* Dataset excerpts:
+ + + + +

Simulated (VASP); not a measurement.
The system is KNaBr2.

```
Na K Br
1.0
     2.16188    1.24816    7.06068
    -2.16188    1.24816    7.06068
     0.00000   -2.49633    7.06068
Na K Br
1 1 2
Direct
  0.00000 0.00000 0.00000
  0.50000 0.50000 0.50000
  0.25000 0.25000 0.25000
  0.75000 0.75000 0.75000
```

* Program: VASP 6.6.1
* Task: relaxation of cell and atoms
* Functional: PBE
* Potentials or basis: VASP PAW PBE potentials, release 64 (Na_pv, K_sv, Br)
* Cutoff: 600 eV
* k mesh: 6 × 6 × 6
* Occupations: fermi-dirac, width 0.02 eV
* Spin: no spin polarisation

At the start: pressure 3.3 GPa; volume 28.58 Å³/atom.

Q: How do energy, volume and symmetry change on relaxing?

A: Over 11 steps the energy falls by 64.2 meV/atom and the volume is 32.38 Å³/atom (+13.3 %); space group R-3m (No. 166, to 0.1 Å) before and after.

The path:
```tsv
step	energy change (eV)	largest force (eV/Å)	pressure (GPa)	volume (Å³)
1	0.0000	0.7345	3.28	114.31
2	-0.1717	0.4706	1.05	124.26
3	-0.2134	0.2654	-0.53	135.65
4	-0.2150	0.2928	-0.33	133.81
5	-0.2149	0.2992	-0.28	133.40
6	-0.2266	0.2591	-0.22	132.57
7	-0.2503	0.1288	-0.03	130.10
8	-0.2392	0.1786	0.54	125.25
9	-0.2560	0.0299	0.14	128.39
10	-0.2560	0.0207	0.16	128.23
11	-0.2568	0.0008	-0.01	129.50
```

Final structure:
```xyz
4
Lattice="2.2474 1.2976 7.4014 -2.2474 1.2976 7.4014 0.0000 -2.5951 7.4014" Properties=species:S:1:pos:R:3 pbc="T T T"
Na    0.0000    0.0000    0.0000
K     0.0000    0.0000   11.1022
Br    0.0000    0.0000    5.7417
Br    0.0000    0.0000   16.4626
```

+ + + + +

* Required action:
In the listing above, find the line with "Program: VASP 6.6.1" and the line with "Q: How do energy, volume", then print exactly those lines and every line between them.

* Written reply:
* Program: VASP 6.6.1
* Task: relaxation of cell and atoms
* Functional: PBE
* Potentials or basis: VASP PAW PBE potentials, release 64 (Na_pv, K_sv, Br)
* Cutoff: 600 eV
* k mesh: 6 × 6 × 6
* Occupations: fermi-dirac, width 0.02 eV
* Spin: no spin polarisation

At the start: pressure 3.3 GPa; volume 28.58 Å³/atom.

Q: How do energy, volume and symmetry change on relaxing?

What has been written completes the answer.